• Provided information:
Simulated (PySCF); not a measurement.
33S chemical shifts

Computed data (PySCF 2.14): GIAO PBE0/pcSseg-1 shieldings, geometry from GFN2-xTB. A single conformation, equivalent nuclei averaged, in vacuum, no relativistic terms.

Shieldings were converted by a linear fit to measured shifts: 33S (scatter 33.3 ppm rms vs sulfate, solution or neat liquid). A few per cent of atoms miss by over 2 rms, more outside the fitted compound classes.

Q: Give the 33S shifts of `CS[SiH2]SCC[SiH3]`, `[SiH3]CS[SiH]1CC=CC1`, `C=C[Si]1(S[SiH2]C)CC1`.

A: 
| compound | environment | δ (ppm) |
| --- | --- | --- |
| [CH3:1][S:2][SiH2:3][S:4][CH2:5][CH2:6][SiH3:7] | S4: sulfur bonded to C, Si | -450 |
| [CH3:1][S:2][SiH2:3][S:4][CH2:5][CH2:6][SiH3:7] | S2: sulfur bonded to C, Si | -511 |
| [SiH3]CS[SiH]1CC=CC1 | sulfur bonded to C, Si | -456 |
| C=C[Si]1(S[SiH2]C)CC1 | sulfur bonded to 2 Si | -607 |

• Assignment: The expected output is exactly the lines of the listing above between the line holding "Shieldings were converted" and the line holding "Si | -456 |", inclusive.

• Response:
Shieldings were converted by a linear fit to measured shifts: 33S (scatter 33.3 ppm rms vs sulfate, solution or neat liquid). A few per cent of atoms miss by over 2 rms, more outside the fitted compound classes.

Q: Give the 33S shifts of `CS[SiH2]SCC[SiH3]`, `[SiH3]CS[SiH]1CC=CC1`, `C=C[Si]1(S[SiH2]C)CC1`.

A: 
| compound | environment | δ (ppm) |
| --- | --- | --- |
| [CH3:1][S:2][SiH2:3][S:4][CH2:5][CH2:6][SiH3:7] | S4: sulfur bonded to C, Si | -450 |
| [CH3:1][S:2][SiH2:3][S:4][CH2:5][CH2:6][SiH3:7] | S2: sulfur bonded to C, Si | -511 |
| [SiH3]CS[SiH]1CC=CC1 | sulfur bonded to C, Si | -456 |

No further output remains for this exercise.